▶ _Work item_
In the listing below, find the line with "A column of", then repeat exactly every line from the top through that one.

######
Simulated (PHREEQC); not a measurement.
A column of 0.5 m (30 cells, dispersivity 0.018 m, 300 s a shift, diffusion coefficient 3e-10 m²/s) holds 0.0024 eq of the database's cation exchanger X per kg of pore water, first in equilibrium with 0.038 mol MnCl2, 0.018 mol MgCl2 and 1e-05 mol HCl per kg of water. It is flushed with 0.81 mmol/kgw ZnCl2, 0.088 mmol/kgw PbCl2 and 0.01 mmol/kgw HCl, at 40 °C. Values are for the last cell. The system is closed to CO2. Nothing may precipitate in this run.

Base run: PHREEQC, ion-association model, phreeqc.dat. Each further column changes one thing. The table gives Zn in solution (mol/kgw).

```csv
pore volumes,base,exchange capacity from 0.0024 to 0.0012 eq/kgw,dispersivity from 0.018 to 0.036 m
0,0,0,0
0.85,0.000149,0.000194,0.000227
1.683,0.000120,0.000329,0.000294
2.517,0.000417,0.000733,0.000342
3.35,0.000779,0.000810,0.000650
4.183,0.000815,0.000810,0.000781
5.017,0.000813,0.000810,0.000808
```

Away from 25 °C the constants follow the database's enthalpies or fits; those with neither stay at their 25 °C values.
######

▶ _Written solution_
Simulated (PHREEQC); not a measurement.
A column of 0.5 m (30 cells, dispersivity 0.018 m, 300 s a shift, diffusion coefficient 3e-10 m²/s) holds 0.0024 eq of the database's cation exchanger X per kg of pore water, first in equilibrium with 0.038 mol MnCl2, 0.018 mol MgCl2 and 1e-05 mol HCl per kg of water. It is flushed with 0.81 mmol/kgw ZnCl2, 0.088 mmol/kgw PbCl2 and 0.01 mmol/kgw HCl, at 40 °C. Values are for the last cell. The system is closed to CO2. Nothing may precipitate in this run.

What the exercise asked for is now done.